Input data:
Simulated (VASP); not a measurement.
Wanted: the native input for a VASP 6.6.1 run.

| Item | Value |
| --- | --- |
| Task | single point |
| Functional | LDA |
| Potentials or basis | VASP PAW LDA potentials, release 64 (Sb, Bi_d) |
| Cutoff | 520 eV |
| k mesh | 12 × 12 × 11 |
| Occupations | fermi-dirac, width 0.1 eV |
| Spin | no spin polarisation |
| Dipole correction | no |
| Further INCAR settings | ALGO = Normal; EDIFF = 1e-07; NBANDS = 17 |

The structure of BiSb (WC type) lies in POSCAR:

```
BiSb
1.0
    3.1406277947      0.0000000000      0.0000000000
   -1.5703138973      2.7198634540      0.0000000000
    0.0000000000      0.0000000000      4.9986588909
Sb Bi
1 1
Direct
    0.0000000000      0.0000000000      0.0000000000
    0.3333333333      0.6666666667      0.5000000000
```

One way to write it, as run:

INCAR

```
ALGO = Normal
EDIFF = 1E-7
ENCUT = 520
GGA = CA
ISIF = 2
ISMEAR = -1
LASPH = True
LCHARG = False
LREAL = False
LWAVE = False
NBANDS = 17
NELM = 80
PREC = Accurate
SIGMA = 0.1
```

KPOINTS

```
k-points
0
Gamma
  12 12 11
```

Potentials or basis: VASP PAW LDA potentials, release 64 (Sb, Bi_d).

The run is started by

Action item: The lines above, starting at the one with "width 0.1 eV |" and ending at the one with "Potentials or basis: VASP", are the only ones to return, exactly as written.

Your response:
| Occupations | fermi-dirac, width 0.1 eV |
| Spin | no spin polarisation |
| Dipole correction | no |
| Further INCAR settings | ALGO = Normal; EDIFF = 1e-07; NBANDS = 17 |

The structure of BiSb (WC type) lies in POSCAR:

```
BiSb
1.0
    3.1406277947      0.0000000000      0.0000000000
   -1.5703138973      2.7198634540      0.0000000000
    0.0000000000      0.0000000000      4.9986588909
Sb Bi
1 1
Direct
    0.0000000000      0.0000000000      0.0000000000
    0.3333333333      0.6666666667      0.5000000000
```

One way to write it, as run:

INCAR

```
ALGO = Normal
EDIFF = 1E-7
ENCUT = 520
GGA = CA
ISIF = 2
ISMEAR = -1
LASPH = True
LCHARG = False
LREAL = False
LWAVE = False
NBANDS = 17
NELM = 80
PREC = Accurate
SIGMA = 0.1
```

KPOINTS

```
k-points
0
Gamma
  12 12 11
```

Potentials or basis: VASP PAW LDA potentials, release 64 (Sb, Bi_d).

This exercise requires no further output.